Material supplied:
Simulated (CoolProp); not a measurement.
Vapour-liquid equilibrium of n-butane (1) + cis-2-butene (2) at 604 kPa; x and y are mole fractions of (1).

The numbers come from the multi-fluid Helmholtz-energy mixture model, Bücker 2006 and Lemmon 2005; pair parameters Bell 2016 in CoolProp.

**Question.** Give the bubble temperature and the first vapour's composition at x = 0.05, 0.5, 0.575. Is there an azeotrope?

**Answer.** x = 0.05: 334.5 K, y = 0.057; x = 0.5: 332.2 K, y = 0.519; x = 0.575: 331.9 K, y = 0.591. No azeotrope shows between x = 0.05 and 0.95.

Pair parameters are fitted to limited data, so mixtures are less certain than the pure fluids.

Task item: Copy the material above so that it matches line for line.

Reply:
Simulated (CoolProp); not a measurement.
Vapour-liquid equilibrium of n-butane (1) + cis-2-butene (2) at 604 kPa; x and y are mole fractions of (1).

The numbers come from the multi-fluid Helmholtz-energy mixture model, Bücker 2006 and Lemmon 2005; pair parameters Bell 2016 in CoolProp.

**Question.** Give the bubble temperature and the first vapour's composition at x = 0.05, 0.5, 0.575. Is there an azeotrope?

**Answer.** x = 0.05: 334.5 K, y = 0.057; x = 0.5: 332.2 K, y = 0.519; x = 0.575: 331.9 K, y = 0.591. No azeotrope shows between x = 0.05 and 0.95.

Pair parameters are fitted to limited data, so mixtures are less certain than the pure fluids.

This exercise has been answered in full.